• [Work request] Go through the entries and write each one out again unchanged.

• [Data supplied]
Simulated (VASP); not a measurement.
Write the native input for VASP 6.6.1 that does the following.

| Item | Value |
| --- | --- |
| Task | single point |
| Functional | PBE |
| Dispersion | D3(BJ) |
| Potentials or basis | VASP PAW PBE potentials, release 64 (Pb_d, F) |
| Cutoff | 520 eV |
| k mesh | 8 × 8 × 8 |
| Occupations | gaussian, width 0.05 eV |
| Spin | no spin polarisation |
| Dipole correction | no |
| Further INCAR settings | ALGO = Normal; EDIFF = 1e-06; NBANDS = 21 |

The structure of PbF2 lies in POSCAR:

• [Your response]
Simulated (VASP); not a measurement.
Write the native input for VASP 6.6.1 that does the following.

| Item | Value |
| --- | --- |
| Task | single point |
| Functional | PBE |
| Dispersion | D3(BJ) |
| Potentials or basis | VASP PAW PBE potentials, release 64 (Pb_d, F) |
| Cutoff | 520 eV |
| k mesh | 8 × 8 × 8 |
| Occupations | gaussian, width 0.05 eV |
| Spin | no spin polarisation |
| Dipole correction | no |
| Further INCAR settings | ALGO = Normal; EDIFF = 1e-06; NBANDS = 21 |

The structure of PbF2 lies in POSCAR:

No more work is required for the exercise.